## [Given data]
◇ ◇ ◇

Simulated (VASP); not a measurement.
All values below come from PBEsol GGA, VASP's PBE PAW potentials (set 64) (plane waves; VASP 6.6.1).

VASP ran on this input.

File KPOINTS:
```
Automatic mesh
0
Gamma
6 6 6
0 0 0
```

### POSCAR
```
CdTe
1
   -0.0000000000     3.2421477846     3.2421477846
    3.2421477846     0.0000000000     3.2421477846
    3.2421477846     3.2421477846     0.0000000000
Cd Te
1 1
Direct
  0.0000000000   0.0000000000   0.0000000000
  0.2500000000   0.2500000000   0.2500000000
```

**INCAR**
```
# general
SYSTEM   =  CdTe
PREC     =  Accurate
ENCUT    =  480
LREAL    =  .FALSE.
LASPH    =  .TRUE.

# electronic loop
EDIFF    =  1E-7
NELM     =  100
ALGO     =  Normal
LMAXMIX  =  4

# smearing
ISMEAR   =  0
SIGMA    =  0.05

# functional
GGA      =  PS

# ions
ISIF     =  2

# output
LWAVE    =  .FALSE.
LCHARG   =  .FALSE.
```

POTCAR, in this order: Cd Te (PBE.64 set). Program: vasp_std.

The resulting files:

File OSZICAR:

◇ ◇ ◇

## [Action item]
The answer must be a word-for-word reproduction of every record above.

## [Exercise response]
Simulated (VASP); not a measurement.
All values below come from PBEsol GGA, VASP's PBE PAW potentials (set 64) (plane waves; VASP 6.6.1).

VASP ran on this input.

File KPOINTS:
```
Automatic mesh
0
Gamma
6 6 6
0 0 0
```

### POSCAR
```
CdTe
1
   -0.0000000000     3.2421477846     3.2421477846
    3.2421477846     0.0000000000     3.2421477846
    3.2421477846     3.2421477846     0.0000000000
Cd Te
1 1
Direct
  0.0000000000   0.0000000000   0.0000000000
  0.2500000000   0.2500000000   0.2500000000
```

**INCAR**
```
# general
SYSTEM   =  CdTe
PREC     =  Accurate
ENCUT    =  480
LREAL    =  .FALSE.
LASPH    =  .TRUE.

# electronic loop
EDIFF    =  1E-7
NELM     =  100
ALGO     =  Normal
LMAXMIX  =  4

# smearing
ISMEAR   =  0
SIGMA    =  0.05

# functional
GGA      =  PS

# ions
ISIF     =  2

# output
LWAVE    =  .FALSE.
LCHARG   =  .FALSE.
```

POTCAR, in this order: Cd Te (PBE.64 set). Program: vasp_std.

The resulting files:

File OSZICAR:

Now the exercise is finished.